Every record must appear in the answer exactly as it stands.

* _Study material_
===

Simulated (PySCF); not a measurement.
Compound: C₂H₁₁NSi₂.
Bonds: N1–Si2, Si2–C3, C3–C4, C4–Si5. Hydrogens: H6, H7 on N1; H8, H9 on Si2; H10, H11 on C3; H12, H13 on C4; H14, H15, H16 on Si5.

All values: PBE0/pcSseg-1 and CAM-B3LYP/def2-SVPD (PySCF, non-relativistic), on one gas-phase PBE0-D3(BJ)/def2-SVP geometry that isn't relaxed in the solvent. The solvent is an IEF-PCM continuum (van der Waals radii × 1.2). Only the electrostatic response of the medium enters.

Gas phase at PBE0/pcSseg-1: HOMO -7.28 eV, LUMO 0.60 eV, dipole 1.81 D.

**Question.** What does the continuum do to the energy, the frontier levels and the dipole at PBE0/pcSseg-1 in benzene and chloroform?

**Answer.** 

===

* _Written solution_
Simulated (PySCF); not a measurement.
Compound: C₂H₁₁NSi₂.
Bonds: N1–Si2, Si2–C3, C3–C4, C4–Si5. Hydrogens: H6, H7 on N1; H8, H9 on Si2; H10, H11 on C3; H12, H13 on C4; H14, H15, H16 on Si5.

All values: PBE0/pcSseg-1 and CAM-B3LYP/def2-SVPD (PySCF, non-relativistic), on one gas-phase PBE0-D3(BJ)/def2-SVP geometry that isn't relaxed in the solvent. The solvent is an IEF-PCM continuum (van der Waals radii × 1.2). Only the electrostatic response of the medium enters.

Gas phase at PBE0/pcSseg-1: HOMO -7.28 eV, LUMO 0.60 eV, dipole 1.81 D.

**Question.** What does the continuum do to the energy, the frontier levels and the dipole at PBE0/pcSseg-1 in benzene and chloroform?

**Answer.** 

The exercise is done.